REQUIREMENT>
Quote verbatim the span of lines that begins the listing below and closes with the line containing "Basis set: aug-cc-pVDZ.".

EXTRACTED INFORMATION>

⁂

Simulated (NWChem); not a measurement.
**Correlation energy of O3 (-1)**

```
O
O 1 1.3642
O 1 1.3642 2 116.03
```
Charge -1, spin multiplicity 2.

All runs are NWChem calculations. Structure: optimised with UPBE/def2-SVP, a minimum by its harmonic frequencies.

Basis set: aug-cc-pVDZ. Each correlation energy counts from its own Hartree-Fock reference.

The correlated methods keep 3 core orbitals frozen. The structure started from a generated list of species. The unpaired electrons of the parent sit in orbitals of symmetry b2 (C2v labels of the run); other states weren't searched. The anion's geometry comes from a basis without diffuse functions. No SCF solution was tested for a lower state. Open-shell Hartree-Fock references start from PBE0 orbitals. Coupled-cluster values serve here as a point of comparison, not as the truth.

⁂

TASK OUTPUT>
Simulated (NWChem); not a measurement.
**Correlation energy of O3 (-1)**

```
O
O 1 1.3642
O 1 1.3642 2 116.03
```
Charge -1, spin multiplicity 2.

All runs are NWChem calculations. Structure: optimised with UPBE/def2-SVP, a minimum by its harmonic frequencies.

Basis set: aug-cc-pVDZ. Each correlation energy counts from its own Hartree-Fock reference.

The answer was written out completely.